**BRIEF**
Reproduce exactly the lines of the material beneath, from the line that contains "width 0.05 eV |" to the line that contains "It took 11 min", both included, and no other lines.

**SUPPLIED RECORDS**
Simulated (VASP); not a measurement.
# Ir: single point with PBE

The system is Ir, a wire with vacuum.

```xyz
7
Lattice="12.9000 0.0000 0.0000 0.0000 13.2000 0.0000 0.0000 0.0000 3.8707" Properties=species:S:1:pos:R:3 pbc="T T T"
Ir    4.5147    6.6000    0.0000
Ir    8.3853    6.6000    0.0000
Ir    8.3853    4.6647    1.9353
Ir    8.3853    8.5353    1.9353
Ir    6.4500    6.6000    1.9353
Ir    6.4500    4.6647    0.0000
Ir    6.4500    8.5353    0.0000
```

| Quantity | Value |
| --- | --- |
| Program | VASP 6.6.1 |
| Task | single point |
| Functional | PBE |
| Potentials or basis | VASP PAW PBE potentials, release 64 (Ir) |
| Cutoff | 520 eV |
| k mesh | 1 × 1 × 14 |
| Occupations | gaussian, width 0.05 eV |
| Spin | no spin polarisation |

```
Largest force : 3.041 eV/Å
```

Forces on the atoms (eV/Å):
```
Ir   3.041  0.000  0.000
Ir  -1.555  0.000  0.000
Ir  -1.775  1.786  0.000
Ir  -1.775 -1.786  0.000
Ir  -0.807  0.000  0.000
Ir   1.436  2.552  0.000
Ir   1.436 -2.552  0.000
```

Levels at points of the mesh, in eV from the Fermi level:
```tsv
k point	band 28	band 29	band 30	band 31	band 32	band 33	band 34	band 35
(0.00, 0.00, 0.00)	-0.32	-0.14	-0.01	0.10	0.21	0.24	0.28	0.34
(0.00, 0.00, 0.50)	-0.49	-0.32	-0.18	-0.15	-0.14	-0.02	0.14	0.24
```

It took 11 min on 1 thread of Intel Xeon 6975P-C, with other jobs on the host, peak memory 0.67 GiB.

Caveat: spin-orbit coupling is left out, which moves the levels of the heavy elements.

**ANSWER SPACE**
| Occupations | gaussian, width 0.05 eV |
| Spin | no spin polarisation |

```
Largest force : 3.041 eV/Å
```

Forces on the atoms (eV/Å):
```
Ir   3.041  0.000  0.000
Ir  -1.555  0.000  0.000
Ir  -1.775  1.786  0.000
Ir  -1.775 -1.786  0.000
Ir  -0.807  0.000  0.000
Ir   1.436  2.552  0.000
Ir   1.436 -2.552  0.000
```

Levels at points of the mesh, in eV from the Fermi level:
```tsv
k point	band 28	band 29	band 30	band 31	band 32	band 33	band 34	band 35
(0.00, 0.00, 0.00)	-0.32	-0.14	-0.01	0.10	0.21	0.24	0.28	0.34
(0.00, 0.00, 0.50)	-0.49	-0.32	-0.18	-0.15	-0.14	-0.02	0.14	0.24
```

It took 11 min on 1 thread of Intel Xeon 6975P-C, with other jobs on the host, peak memory 0.67 GiB.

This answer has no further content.